> **Task item**
Copy exactly, please, the lines of the data from its start through the line containing "Task: Predict the".

▬▬▬▬▬▬▬▬▬▬

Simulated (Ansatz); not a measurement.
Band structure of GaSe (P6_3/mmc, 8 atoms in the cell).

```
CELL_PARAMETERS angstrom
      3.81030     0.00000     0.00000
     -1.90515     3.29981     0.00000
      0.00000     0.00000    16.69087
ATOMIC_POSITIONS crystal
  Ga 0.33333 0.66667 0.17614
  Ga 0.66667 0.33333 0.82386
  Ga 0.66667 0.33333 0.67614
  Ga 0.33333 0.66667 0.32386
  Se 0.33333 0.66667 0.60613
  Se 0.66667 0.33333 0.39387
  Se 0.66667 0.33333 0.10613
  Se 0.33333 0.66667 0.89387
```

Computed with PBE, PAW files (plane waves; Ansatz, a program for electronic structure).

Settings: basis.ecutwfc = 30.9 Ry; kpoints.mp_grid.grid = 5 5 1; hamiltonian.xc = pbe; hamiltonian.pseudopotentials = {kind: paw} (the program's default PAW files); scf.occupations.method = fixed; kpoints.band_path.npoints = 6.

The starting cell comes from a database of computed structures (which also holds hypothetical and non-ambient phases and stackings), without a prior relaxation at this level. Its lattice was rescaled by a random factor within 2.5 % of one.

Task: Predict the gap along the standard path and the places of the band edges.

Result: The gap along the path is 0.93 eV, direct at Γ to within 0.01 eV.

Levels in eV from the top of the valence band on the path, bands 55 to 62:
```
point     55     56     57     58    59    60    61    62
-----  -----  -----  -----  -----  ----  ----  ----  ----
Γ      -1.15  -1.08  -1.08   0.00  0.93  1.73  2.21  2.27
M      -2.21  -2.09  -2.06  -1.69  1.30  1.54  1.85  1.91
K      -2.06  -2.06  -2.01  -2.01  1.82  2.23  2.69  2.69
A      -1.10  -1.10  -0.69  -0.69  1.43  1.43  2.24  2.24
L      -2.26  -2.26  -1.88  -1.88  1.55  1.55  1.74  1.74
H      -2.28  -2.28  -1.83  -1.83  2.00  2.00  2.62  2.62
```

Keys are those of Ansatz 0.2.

▬▬▬▬▬▬▬▬▬▬

> **Response area**
Simulated (Ansatz); not a measurement.
Band structure of GaSe (P6_3/mmc, 8 atoms in the cell).

```
CELL_PARAMETERS angstrom
      3.81030     0.00000     0.00000
     -1.90515     3.29981     0.00000
      0.00000     0.00000    16.69087
ATOMIC_POSITIONS crystal
  Ga 0.33333 0.66667 0.17614
  Ga 0.66667 0.33333 0.82386
  Ga 0.66667 0.33333 0.67614
  Ga 0.33333 0.66667 0.32386
  Se 0.33333 0.66667 0.60613
  Se 0.66667 0.33333 0.39387
  Se 0.66667 0.33333 0.10613
  Se 0.33333 0.66667 0.89387
```

Computed with PBE, PAW files (plane waves; Ansatz, a program for electronic structure).

Settings: basis.ecutwfc = 30.9 Ry; kpoints.mp_grid.grid = 5 5 1; hamiltonian.xc = pbe; hamiltonian.pseudopotentials = {kind: paw} (the program's default PAW files); scf.occupations.method = fixed; kpoints.band_path.npoints = 6.

The starting cell comes from a database of computed structures (which also holds hypothetical and non-ambient phases and stackings), without a prior relaxation at this level. Its lattice was rescaled by a random factor within 2.5 % of one.

Task: Predict the gap along the standard path and the places of the band edges.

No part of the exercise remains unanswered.